=== DATASET ENTRIES ===

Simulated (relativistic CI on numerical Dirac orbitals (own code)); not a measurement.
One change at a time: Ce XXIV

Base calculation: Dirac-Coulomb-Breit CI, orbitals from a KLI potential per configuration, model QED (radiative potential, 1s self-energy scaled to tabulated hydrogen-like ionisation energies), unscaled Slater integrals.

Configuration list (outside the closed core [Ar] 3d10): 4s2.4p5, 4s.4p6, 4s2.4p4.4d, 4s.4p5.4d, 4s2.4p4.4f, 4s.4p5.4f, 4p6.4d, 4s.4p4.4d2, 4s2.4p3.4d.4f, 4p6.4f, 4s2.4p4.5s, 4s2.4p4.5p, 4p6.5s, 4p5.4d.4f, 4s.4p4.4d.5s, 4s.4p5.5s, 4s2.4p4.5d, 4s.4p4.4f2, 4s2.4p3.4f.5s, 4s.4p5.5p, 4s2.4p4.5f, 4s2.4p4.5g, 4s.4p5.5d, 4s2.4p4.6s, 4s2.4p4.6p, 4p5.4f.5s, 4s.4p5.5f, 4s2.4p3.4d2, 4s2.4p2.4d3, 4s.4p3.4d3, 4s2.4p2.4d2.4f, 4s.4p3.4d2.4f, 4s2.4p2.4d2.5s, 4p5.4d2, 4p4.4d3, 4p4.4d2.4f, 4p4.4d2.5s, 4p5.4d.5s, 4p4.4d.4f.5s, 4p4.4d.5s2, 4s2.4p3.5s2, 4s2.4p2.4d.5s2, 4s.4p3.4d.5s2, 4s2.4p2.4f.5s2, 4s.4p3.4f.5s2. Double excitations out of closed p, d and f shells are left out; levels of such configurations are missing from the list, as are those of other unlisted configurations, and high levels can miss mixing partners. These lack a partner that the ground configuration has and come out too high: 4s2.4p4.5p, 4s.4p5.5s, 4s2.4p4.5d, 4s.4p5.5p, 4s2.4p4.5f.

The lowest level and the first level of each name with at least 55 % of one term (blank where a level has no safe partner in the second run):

===

Only the lines above, from the first through the one holding "Base calculation: Dirac-Coulomb-Breit", are to be output, and they must be copied exactly.

* RESPONSE BOX
Simulated (relativistic CI on numerical Dirac orbitals (own code)); not a measurement.
One change at a time: Ce XXIV

Base calculation: Dirac-Coulomb-Breit CI, orbitals from a KLI potential per configuration, model QED (radiative potential, 1s self-energy scaled to tabulated hydrogen-like ionisation energies), unscaled Slater integrals.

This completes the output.